▶ [Activity] Exactly the lines from the opening of the records through the line containing "# Amorphous B24Te80" should be copied, with both included.

▶ [Provided information]
━━━━━━

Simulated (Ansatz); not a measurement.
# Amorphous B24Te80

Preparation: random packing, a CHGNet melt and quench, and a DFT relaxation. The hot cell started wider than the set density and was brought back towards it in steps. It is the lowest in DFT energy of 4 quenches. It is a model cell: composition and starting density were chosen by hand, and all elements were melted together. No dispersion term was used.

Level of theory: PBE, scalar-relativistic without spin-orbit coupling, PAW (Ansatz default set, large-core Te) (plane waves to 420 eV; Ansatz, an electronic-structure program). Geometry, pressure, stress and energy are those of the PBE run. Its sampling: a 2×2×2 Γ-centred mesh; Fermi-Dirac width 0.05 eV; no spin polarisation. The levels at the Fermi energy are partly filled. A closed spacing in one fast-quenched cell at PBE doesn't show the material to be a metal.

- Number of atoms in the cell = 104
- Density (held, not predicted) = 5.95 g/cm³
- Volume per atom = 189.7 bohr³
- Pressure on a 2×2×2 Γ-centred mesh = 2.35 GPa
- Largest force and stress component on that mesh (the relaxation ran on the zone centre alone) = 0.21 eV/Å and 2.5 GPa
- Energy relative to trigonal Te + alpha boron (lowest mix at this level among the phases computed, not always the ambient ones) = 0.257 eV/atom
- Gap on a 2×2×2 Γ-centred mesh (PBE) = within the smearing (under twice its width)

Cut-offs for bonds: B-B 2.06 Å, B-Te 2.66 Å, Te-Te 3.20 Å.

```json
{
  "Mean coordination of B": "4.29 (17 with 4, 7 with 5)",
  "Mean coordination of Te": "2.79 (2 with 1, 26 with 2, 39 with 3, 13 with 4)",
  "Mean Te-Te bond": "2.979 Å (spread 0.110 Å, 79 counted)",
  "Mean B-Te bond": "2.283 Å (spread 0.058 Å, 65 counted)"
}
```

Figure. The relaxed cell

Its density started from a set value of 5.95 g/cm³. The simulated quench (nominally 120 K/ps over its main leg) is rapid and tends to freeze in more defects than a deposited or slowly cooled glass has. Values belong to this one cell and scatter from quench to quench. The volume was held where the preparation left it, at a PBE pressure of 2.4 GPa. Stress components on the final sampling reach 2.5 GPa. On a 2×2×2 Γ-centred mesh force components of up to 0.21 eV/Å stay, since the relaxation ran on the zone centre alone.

━━━━━━

▶ [Result]
Simulated (Ansatz); not a measurement.
# Amorphous B24Te80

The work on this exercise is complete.